#### Dataset:
###
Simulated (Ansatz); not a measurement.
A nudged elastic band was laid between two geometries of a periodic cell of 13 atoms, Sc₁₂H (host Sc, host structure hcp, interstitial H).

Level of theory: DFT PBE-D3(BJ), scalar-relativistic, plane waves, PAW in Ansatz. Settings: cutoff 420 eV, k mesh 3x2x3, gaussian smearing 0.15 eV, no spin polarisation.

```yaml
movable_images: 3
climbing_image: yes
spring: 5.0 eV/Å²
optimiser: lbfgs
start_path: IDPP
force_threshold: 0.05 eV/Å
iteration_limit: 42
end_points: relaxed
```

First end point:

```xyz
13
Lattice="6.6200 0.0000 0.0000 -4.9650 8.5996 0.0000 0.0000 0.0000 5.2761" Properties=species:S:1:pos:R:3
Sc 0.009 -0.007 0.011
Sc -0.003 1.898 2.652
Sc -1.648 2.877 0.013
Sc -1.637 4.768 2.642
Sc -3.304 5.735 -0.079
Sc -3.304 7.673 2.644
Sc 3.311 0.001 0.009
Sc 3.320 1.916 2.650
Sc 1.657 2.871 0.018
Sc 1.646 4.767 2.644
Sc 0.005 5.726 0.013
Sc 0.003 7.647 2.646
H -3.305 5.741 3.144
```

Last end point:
###

#### Exercise:
The answer should be an exact copy of the lines from the first line of the data through the line with "A nudged elastic" and should contain nothing else.

#### Response area:
Simulated (Ansatz); not a measurement.
A nudged elastic band was laid between two geometries of a periodic cell of 13 atoms, Sc₁₂H (host Sc, host structure hcp, interstitial H).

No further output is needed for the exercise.